*Exercise*:
Reproduce this listing from its first line through the line with "of water 0.932.", inclusive, leaving out all that follows.

-------- Excerpted data

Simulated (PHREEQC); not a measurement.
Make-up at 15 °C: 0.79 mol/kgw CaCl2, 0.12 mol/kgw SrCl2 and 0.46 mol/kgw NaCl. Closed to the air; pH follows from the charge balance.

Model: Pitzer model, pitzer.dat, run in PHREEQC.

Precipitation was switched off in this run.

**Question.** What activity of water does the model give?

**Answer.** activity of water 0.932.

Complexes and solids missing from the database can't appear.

----------------

*Answer area*:
Simulated (PHREEQC); not a measurement.
Make-up at 15 °C: 0.79 mol/kgw CaCl2, 0.12 mol/kgw SrCl2 and 0.46 mol/kgw NaCl. Closed to the air; pH follows from the charge balance.

Model: Pitzer model, pitzer.dat, run in PHREEQC.

Precipitation was switched off in this run.

**Question.** What activity of water does the model give?

**Answer.** activity of water 0.932.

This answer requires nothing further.